━━━ DATASET EXCERPTS

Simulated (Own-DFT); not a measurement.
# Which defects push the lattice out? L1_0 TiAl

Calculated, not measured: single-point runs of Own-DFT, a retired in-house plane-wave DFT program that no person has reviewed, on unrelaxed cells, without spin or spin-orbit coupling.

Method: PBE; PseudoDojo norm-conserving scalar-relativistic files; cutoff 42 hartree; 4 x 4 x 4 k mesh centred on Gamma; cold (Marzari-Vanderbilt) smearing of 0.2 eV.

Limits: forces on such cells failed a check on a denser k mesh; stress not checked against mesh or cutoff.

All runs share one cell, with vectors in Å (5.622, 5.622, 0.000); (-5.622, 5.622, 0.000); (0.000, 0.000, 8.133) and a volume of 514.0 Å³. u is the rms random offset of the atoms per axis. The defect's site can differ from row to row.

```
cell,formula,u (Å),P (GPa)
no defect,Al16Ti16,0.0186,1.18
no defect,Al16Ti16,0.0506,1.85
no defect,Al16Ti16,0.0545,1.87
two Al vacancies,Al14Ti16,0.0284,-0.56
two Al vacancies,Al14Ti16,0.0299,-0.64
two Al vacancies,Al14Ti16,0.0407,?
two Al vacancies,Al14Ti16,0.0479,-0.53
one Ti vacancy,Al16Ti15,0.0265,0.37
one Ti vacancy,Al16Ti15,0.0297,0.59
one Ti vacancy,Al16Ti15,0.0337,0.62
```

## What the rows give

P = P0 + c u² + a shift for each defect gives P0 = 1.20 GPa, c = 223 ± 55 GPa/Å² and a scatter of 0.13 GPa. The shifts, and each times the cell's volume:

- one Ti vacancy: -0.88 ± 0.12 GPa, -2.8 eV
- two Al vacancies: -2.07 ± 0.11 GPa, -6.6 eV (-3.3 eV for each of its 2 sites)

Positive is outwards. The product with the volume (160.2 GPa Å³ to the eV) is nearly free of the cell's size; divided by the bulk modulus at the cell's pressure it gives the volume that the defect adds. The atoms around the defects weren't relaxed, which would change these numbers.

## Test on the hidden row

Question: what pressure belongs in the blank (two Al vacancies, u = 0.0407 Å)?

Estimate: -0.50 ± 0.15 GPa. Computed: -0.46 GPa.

━━━━━━

### [REQUIREMENT]
Your reply is to repeat, unchanged, the lines above running from the one with "- two Al vacancies: -2.07" up to and including the one with "Question: what pressure".

### [REPLY]
- two Al vacancies: -2.07 ± 0.11 GPa, -6.6 eV (-3.3 eV for each of its 2 sites)

Positive is outwards. The product with the volume (160.2 GPa Å³ to the eV) is nearly free of the cell's size; divided by the bulk modulus at the cell's pressure it gives the volume that the defect adds. The atoms around the defects weren't relaxed, which would change these numbers.

## Test on the hidden row

Question: what pressure belongs in the blank (two Al vacancies, u = 0.0407 Å)?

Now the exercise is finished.